Lines after the one containing "Level of theory: Ansatz" are to be omitted; print exactly each line from the start of the records up to and including it.

◇ ◇ ◇ ◇ ◇ ◇ ◇
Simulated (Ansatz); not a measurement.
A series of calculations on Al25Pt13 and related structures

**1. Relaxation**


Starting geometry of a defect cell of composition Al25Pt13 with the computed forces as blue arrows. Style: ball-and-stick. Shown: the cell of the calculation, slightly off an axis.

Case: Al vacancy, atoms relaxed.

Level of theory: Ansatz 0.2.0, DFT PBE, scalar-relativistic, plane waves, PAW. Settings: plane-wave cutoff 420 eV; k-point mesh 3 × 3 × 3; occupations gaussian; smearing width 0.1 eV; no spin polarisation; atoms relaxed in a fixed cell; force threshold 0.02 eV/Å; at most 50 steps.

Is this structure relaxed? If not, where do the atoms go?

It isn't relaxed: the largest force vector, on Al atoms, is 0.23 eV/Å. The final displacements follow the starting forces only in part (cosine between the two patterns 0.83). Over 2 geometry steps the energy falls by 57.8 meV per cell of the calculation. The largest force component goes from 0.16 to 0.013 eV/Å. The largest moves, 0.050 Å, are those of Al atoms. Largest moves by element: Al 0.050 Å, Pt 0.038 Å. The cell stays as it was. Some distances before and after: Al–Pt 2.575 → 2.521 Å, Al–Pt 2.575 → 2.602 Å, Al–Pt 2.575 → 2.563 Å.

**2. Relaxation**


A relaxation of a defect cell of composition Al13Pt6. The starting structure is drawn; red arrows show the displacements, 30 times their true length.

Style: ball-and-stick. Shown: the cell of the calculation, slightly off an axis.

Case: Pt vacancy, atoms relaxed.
◇ ◇ ◇ ◇ ◇ ◇ ◇

• **EXERCISE OUTPUT**
Simulated (Ansatz); not a measurement.
A series of calculations on Al25Pt13 and related structures

**1. Relaxation**


Starting geometry of a defect cell of composition Al25Pt13 with the computed forces as blue arrows. Style: ball-and-stick. Shown: the cell of the calculation, slightly off an axis.

Case: Al vacancy, atoms relaxed.

Level of theory: Ansatz 0.2.0, DFT PBE, scalar-relativistic, plane waves, PAW. Settings: plane-wave cutoff 420 eV; k-point mesh 3 × 3 × 3; occupations gaussian; smearing width 0.1 eV; no spin polarisation; atoms relaxed in a fixed cell; force threshold 0.02 eV/Å; at most 50 steps.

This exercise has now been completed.